• ACTION ITEM:
Repeat, line for line, the entries below from the first line to the line containing "Caveats: all runs", counting both ends.

• EXTRACTED ENTRIES:
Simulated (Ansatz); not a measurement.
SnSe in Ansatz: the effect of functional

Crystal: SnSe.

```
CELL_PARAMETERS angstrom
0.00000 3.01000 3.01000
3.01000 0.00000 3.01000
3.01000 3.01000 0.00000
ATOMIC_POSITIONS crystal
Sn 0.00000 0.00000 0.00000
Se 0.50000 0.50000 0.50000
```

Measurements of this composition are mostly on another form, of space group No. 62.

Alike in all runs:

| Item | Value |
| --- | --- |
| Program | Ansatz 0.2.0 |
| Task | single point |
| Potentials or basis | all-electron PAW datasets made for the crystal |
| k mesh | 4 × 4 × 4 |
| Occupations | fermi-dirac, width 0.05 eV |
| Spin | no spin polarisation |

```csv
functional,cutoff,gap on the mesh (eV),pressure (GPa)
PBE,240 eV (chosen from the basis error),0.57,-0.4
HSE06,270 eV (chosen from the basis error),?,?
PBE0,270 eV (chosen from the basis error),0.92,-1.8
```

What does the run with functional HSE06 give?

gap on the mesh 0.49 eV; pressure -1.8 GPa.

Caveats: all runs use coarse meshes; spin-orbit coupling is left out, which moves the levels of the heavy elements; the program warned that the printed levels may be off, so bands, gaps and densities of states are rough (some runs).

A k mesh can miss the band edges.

• WRITTEN SOLUTION:
Simulated (Ansatz); not a measurement.
SnSe in Ansatz: the effect of functional

Crystal: SnSe.

```
CELL_PARAMETERS angstrom
0.00000 3.01000 3.01000
3.01000 0.00000 3.01000
3.01000 3.01000 0.00000
ATOMIC_POSITIONS crystal
Sn 0.00000 0.00000 0.00000
Se 0.50000 0.50000 0.50000
```

Measurements of this composition are mostly on another form, of space group No. 62.

Alike in all runs:

| Item | Value |
| --- | --- |
| Program | Ansatz 0.2.0 |
| Task | single point |
| Potentials or basis | all-electron PAW datasets made for the crystal |
| k mesh | 4 × 4 × 4 |
| Occupations | fermi-dirac, width 0.05 eV |
| Spin | no spin polarisation |

```csv
functional,cutoff,gap on the mesh (eV),pressure (GPa)
PBE,240 eV (chosen from the basis error),0.57,-0.4
HSE06,270 eV (chosen from the basis error),?,?
PBE0,270 eV (chosen from the basis error),0.92,-1.8
```

What does the run with functional HSE06 give?

gap on the mesh 0.49 eV; pressure -1.8 GPa.

Caveats: all runs use coarse meshes; spin-orbit coupling is left out, which moves the levels of the heavy elements; the program warned that the printed levels may be off, so bands, gaps and densities of states are rough (some runs).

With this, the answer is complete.